WORK INSTRUCTION
Reproduce verbatim the lines of the material below, starting at the line with "ROHF | UCCSD(T) |" and ending at the line with "At the longest", both inclusive; skip the rest.

--- SOURCE DATA Enclosed Below ---
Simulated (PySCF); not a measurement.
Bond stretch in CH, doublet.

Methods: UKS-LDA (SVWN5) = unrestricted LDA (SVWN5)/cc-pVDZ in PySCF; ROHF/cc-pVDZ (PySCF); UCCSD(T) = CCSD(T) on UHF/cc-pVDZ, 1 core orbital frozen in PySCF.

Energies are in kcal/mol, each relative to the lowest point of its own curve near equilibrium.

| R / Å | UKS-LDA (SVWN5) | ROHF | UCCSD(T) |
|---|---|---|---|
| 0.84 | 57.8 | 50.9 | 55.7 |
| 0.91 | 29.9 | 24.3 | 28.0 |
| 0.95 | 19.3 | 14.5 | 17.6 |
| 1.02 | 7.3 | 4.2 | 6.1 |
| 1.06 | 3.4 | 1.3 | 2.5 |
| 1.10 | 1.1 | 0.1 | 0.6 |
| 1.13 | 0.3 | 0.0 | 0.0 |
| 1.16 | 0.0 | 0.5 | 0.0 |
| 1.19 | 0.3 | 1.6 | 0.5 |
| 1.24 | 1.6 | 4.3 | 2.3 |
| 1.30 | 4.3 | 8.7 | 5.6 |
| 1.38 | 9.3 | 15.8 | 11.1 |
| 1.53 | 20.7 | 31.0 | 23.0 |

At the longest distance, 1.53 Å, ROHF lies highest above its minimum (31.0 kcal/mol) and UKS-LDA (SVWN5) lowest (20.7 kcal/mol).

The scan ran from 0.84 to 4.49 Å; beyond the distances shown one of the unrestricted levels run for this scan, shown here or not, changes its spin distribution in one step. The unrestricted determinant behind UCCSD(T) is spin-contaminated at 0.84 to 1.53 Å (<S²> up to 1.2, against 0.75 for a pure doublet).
--- End of Enclosed SOURCE DATA ---

TASK ANSWER
| R / Å | UKS-LDA (SVWN5) | ROHF | UCCSD(T) |
|---|---|---|---|
| 0.84 | 57.8 | 50.9 | 55.7 |
| 0.91 | 29.9 | 24.3 | 28.0 |
| 0.95 | 19.3 | 14.5 | 17.6 |
| 1.02 | 7.3 | 4.2 | 6.1 |
| 1.06 | 3.4 | 1.3 | 2.5 |
| 1.10 | 1.1 | 0.1 | 0.6 |
| 1.13 | 0.3 | 0.0 | 0.0 |
| 1.16 | 0.0 | 0.5 | 0.0 |
| 1.19 | 0.3 | 1.6 | 0.5 |
| 1.24 | 1.6 | 4.3 | 2.3 |
| 1.30 | 4.3 | 8.7 | 5.6 |
| 1.38 | 9.3 | 15.8 | 11.1 |
| 1.53 | 20.7 | 31.0 | 23.0 |

At the longest distance, 1.53 Å, ROHF lies highest above its minimum (31.0 kcal/mol) and UKS-LDA (SVWN5) lowest (20.7 kcal/mol).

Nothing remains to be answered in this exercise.